━━ DATASET ENTRIES ━━
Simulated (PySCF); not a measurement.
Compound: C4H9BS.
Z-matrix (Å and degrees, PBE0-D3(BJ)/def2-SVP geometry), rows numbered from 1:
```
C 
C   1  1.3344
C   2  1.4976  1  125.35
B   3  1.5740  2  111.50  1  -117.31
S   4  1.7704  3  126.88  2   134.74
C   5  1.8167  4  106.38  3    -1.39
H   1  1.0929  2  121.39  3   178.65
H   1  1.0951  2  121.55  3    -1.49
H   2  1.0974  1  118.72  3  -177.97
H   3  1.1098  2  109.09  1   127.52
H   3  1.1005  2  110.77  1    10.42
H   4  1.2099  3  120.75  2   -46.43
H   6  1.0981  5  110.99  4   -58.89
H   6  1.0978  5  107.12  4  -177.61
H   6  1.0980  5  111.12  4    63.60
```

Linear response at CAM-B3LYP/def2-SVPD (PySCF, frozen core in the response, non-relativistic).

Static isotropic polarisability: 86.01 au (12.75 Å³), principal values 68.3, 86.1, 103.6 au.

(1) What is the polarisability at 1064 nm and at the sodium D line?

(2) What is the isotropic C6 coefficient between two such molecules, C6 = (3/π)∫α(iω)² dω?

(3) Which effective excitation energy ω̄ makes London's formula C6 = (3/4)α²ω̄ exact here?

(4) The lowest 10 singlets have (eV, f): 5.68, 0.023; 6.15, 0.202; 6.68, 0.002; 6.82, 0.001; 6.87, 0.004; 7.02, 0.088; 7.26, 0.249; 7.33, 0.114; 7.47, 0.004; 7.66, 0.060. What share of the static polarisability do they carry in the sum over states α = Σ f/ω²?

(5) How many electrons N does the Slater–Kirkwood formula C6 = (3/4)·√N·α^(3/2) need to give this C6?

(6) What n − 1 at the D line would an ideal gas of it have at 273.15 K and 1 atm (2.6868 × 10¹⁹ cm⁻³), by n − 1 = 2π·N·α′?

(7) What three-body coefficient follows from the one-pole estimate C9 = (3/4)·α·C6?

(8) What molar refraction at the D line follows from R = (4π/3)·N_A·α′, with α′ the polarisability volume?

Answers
━━━

**ASSIGNED TASK**
Quote exactly the first line of the entries and every line after it, stopping with the line that contains "(8) What molar".

**TASK OUTPUT**
Simulated (PySCF); not a measurement.
Compound: C4H9BS.
Z-matrix (Å and degrees, PBE0-D3(BJ)/def2-SVP geometry), rows numbered from 1:
```
C 
C   1  1.3344
C   2  1.4976  1  125.35
B   3  1.5740  2  111.50  1  -117.31
S   4  1.7704  3  126.88  2   134.74
C   5  1.8167  4  106.38  3    -1.39
H   1  1.0929  2  121.39  3   178.65
H   1  1.0951  2  121.55  3    -1.49
H   2  1.0974  1  118.72  3  -177.97
H   3  1.1098  2  109.09  1   127.52
H   3  1.1005  2  110.77  1    10.42
H   4  1.2099  3  120.75  2   -46.43
H   6  1.0981  5  110.99  4   -58.89
H   6  1.0978  5  107.12  4  -177.61
H   6  1.0980  5  111.12  4    63.60
```

Linear response at CAM-B3LYP/def2-SVPD (PySCF, frozen core in the response, non-relativistic).

Static isotropic polarisability: 86.01 au (12.75 Å³), principal values 68.3, 86.1, 103.6 au.

(1) What is the polarisability at 1064 nm and at the sodium D line?

(2) What is the isotropic C6 coefficient between two such molecules, C6 = (3/π)∫α(iω)² dω?

(3) Which effective excitation energy ω̄ makes London's formula C6 = (3/4)α²ω̄ exact here?

(4) The lowest 10 singlets have (eV, f): 5.68, 0.023; 6.15, 0.202; 6.68, 0.002; 6.82, 0.001; 6.87, 0.004; 7.02, 0.088; 7.26, 0.249; 7.33, 0.114; 7.47, 0.004; 7.66, 0.060. What share of the static polarisability do they carry in the sum over states α = Σ f/ω²?

(5) How many electrons N does the Slater–Kirkwood formula C6 = (3/4)·√N·α^(3/2) need to give this C6?

(6) What n − 1 at the D line would an ideal gas of it have at 273.15 K and 1 atm (2.6868 × 10¹⁹ cm⁻³), by n − 1 = 2π·N·α′?

(7) What three-body coefficient follows from the one-pole estimate C9 = (3/4)·α·C6?

(8) What molar refraction at the D line follows from R = (4π/3)·N_A·α′, with α′ the polarisability volume?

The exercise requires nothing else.